### Work item
Output only the stretch of the listing that starts at the line containing "14.936 | -15.66 |" and ends at the line containing "the missing pressure.", reproduced exactly with both ends.

Information below:

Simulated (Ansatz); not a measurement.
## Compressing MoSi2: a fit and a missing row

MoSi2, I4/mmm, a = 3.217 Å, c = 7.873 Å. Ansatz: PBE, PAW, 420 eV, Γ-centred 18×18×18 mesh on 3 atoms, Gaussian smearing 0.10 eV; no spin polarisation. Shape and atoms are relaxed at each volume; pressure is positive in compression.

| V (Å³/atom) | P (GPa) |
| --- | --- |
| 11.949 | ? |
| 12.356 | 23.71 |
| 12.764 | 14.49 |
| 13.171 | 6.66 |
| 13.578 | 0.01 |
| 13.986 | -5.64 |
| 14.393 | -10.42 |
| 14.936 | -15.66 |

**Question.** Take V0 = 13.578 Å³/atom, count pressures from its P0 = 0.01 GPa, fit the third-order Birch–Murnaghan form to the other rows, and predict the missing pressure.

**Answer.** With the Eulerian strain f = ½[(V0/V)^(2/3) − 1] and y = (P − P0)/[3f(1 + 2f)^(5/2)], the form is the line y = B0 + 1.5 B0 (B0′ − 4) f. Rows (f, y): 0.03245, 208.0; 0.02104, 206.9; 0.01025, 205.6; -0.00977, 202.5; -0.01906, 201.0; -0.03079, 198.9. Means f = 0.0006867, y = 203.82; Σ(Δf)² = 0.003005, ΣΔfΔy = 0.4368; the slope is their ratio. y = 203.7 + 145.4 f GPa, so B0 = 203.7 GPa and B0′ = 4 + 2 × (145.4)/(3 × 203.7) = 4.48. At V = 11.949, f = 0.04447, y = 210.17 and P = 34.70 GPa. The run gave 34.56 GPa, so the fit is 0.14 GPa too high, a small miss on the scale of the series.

End of Information.

### Written solution
| 14.936 | -15.66 |

**Question.** Take V0 = 13.578 Å³/atom, count pressures from its P0 = 0.01 GPa, fit the third-order Birch–Murnaghan form to the other rows, and predict the missing pressure.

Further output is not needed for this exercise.